◆ **Data section**
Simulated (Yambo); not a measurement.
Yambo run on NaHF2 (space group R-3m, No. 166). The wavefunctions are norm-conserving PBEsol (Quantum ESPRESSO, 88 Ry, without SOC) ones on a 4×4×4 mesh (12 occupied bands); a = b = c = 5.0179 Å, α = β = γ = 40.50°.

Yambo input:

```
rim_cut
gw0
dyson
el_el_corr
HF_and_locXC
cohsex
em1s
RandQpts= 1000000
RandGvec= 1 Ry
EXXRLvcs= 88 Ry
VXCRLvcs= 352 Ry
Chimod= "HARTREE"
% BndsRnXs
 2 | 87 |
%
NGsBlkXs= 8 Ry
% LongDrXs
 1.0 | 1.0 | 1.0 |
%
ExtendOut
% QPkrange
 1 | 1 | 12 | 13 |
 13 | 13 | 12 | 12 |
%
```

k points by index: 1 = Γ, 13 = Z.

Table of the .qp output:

◆ **Brief**
Could you transcribe each entry exactly as it stands?

◆ **Exercise solution**
Simulated (Yambo); not a measurement.
Yambo run on NaHF2 (space group R-3m, No. 166). The wavefunctions are norm-conserving PBEsol (Quantum ESPRESSO, 88 Ry, without SOC) ones on a 4×4×4 mesh (12 occupied bands); a = b = c = 5.0179 Å, α = β = γ = 40.50°.

Yambo input:

```
rim_cut
gw0
dyson
el_el_corr
HF_and_locXC
cohsex
em1s
RandQpts= 1000000
RandGvec= 1 Ry
EXXRLvcs= 88 Ry
VXCRLvcs= 352 Ry
Chimod= "HARTREE"
% BndsRnXs
 2 | 87 |
%
NGsBlkXs= 8 Ry
% LongDrXs
 1.0 | 1.0 | 1.0 |
%
ExtendOut
% QPkrange
 1 | 1 | 12 | 13 |
 13 | 13 | 12 | 12 |
%
```

k points by index: 1 = Γ, 13 = Z.

Table of the .qp output:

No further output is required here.